__Work request__. Please keep to the lines below from the one with "Geometries PBE0-D3(BJ)/def2-SVP; weights" through the one with "dipolar couplings D?", and restate them word for word, ends included.

─── Data

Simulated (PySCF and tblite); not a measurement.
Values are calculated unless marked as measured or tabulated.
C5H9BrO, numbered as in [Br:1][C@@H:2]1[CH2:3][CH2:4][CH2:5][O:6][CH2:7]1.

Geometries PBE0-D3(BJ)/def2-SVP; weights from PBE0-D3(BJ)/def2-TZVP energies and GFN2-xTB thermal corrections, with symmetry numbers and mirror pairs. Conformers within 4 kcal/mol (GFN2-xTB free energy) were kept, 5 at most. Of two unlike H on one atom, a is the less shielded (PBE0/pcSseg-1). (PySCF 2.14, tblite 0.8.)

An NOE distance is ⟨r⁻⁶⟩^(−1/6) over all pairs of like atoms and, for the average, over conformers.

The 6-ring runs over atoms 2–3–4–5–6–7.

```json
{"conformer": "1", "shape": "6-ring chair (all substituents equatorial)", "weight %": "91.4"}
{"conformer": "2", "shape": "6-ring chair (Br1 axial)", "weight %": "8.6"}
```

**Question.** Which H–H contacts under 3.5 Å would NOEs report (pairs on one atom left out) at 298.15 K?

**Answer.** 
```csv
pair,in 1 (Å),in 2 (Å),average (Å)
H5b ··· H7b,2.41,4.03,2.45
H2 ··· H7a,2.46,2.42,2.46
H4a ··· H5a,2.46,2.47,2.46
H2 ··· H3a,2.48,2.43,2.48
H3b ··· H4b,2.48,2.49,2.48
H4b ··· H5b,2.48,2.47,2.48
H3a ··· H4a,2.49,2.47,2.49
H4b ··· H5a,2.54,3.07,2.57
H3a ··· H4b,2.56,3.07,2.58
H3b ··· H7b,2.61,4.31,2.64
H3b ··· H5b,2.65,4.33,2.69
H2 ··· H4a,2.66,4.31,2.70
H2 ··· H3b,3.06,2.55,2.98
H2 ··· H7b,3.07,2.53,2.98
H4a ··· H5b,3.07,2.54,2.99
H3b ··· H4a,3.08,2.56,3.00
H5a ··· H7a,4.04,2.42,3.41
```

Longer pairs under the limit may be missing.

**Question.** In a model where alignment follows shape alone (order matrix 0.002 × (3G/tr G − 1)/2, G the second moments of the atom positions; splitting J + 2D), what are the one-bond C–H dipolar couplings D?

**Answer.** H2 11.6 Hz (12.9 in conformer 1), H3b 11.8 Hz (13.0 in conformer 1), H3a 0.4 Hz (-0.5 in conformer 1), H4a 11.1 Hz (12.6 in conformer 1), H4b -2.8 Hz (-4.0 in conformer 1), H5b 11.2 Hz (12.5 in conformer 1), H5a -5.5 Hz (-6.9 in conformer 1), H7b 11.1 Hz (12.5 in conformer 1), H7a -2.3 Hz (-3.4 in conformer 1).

──────

__Written reply__.
Geometries PBE0-D3(BJ)/def2-SVP; weights from PBE0-D3(BJ)/def2-TZVP energies and GFN2-xTB thermal corrections, with symmetry numbers and mirror pairs. Conformers within 4 kcal/mol (GFN2-xTB free energy) were kept, 5 at most. Of two unlike H on one atom, a is the less shielded (PBE0/pcSseg-1). (PySCF 2.14, tblite 0.8.)

An NOE distance is ⟨r⁻⁶⟩^(−1/6) over all pairs of like atoms and, for the average, over conformers.

The 6-ring runs over atoms 2–3–4–5–6–7.

```json
{"conformer": "1", "shape": "6-ring chair (all substituents equatorial)", "weight %": "91.4"}
{"conformer": "2", "shape": "6-ring chair (Br1 axial)", "weight %": "8.6"}
```

**Question.** Which H–H contacts under 3.5 Å would NOEs report (pairs on one atom left out) at 298.15 K?

**Answer.** 
```csv
pair,in 1 (Å),in 2 (Å),average (Å)
H5b ··· H7b,2.41,4.03,2.45
H2 ··· H7a,2.46,2.42,2.46
H4a ··· H5a,2.46,2.47,2.46
H2 ··· H3a,2.48,2.43,2.48
H3b ··· H4b,2.48,2.49,2.48
H4b ··· H5b,2.48,2.47,2.48
H3a ··· H4a,2.49,2.47,2.49
H4b ··· H5a,2.54,3.07,2.57
H3a ··· H4b,2.56,3.07,2.58
H3b ··· H7b,2.61,4.31,2.64
H3b ··· H5b,2.65,4.33,2.69
H2 ··· H4a,2.66,4.31,2.70
H2 ··· H3b,3.06,2.55,2.98
H2 ··· H7b,3.07,2.53,2.98
H4a ··· H5b,3.07,2.54,2.99
H3b ··· H4a,3.08,2.56,3.00
H5a ··· H7a,4.04,2.42,3.41
```

Longer pairs under the limit may be missing.

**Question.** In a model where alignment follows shape alone (order matrix 0.002 × (3G/tr G − 1)/2, G the second moments of the atom positions; splitting J + 2D), what are the one-bond C–H dipolar couplings D?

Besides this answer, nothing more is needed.